--------------------------------------------------

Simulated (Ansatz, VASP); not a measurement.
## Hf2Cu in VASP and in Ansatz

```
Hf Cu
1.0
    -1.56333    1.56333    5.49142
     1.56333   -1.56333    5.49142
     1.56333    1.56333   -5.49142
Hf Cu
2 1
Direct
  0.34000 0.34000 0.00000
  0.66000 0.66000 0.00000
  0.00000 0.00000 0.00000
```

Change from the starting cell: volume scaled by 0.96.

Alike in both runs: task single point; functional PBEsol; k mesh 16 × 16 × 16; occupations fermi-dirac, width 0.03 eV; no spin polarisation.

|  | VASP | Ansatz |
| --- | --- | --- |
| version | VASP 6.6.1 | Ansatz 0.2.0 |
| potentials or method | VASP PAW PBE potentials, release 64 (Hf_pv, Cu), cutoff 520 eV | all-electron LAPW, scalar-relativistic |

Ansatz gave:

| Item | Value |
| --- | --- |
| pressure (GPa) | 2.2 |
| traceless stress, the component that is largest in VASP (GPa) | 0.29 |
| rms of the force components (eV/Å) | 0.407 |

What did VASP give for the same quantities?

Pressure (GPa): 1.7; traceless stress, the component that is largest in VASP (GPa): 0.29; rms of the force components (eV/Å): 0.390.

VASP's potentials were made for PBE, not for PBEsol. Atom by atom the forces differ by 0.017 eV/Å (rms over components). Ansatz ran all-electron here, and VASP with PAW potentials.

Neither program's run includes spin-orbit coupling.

--------------------------------------------------

*Assigned task*: Return the lines exactly as they stand, please. Start at the top of the material and finish with the line where "Pressure (GPa): 1.7;" appears.

*Task answer*:
Simulated (Ansatz, VASP); not a measurement.
## Hf2Cu in VASP and in Ansatz

```
Hf Cu
1.0
    -1.56333    1.56333    5.49142
     1.56333   -1.56333    5.49142
     1.56333    1.56333   -5.49142
Hf Cu
2 1
Direct
  0.34000 0.34000 0.00000
  0.66000 0.66000 0.00000
  0.00000 0.00000 0.00000
```

Change from the starting cell: volume scaled by 0.96.

Alike in both runs: task single point; functional PBEsol; k mesh 16 × 16 × 16; occupations fermi-dirac, width 0.03 eV; no spin polarisation.

|  | VASP | Ansatz |
| --- | --- | --- |
| version | VASP 6.6.1 | Ansatz 0.2.0 |
| potentials or method | VASP PAW PBE potentials, release 64 (Hf_pv, Cu), cutoff 520 eV | all-electron LAPW, scalar-relativistic |

Ansatz gave:

| Item | Value |
| --- | --- |
| pressure (GPa) | 2.2 |
| traceless stress, the component that is largest in VASP (GPa) | 0.29 |
| rms of the force components (eV/Å) | 0.407 |

What did VASP give for the same quantities?

Pressure (GPa): 1.7; traceless stress, the component that is largest in VASP (GPa): 0.29; rms of the force components (eV/Å): 0.390.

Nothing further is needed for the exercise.